§ EXTRACTED RECORDS:
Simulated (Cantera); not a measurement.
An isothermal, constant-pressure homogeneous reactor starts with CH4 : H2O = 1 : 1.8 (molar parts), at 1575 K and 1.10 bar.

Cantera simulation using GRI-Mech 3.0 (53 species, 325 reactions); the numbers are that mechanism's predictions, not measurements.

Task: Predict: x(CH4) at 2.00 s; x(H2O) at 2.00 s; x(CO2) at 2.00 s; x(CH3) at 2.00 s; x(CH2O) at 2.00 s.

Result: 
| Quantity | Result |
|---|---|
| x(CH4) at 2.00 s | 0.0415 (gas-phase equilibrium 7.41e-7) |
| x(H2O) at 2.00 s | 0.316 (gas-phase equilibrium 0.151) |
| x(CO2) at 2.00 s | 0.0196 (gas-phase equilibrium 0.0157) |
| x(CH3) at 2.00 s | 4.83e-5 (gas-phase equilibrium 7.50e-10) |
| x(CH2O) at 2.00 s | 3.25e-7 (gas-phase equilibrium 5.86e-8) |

§ WORK TASK:
Only certain lines are wanted. Please return exactly those from the top of the data through the line with "equilibrium 0.0157) |".

§ RESPONSE AREA:
Simulated (Cantera); not a measurement.
An isothermal, constant-pressure homogeneous reactor starts with CH4 : H2O = 1 : 1.8 (molar parts), at 1575 K and 1.10 bar.

Cantera simulation using GRI-Mech 3.0 (53 species, 325 reactions); the numbers are that mechanism's predictions, not measurements.

Task: Predict: x(CH4) at 2.00 s; x(H2O) at 2.00 s; x(CO2) at 2.00 s; x(CH3) at 2.00 s; x(CH2O) at 2.00 s.

Result: 
| Quantity | Result |
|---|---|
| x(CH4) at 2.00 s | 0.0415 (gas-phase equilibrium 7.41e-7) |
| x(H2O) at 2.00 s | 0.316 (gas-phase equilibrium 0.151) |
| x(CO2) at 2.00 s | 0.0196 (gas-phase equilibrium 0.0157) |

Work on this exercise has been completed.